──────── Data extracts ────────

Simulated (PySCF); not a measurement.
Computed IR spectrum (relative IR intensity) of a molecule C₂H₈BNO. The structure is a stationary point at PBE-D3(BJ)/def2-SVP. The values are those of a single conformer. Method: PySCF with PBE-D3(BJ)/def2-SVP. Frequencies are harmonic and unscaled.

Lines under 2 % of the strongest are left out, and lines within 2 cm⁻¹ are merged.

────────

Assignment: The answer is the full set of records above, repeated exactly.

Expected answer:
Simulated (PySCF); not a measurement.
Computed IR spectrum (relative IR intensity) of a molecule C₂H₈BNO. The structure is a stationary point at PBE-D3(BJ)/def2-SVP. The values are those of a single conformer. Method: PySCF with PBE-D3(BJ)/def2-SVP. Frequencies are harmonic and unscaled.

Lines under 2 % of the strongest are left out, and lines within 2 cm⁻¹ are merged.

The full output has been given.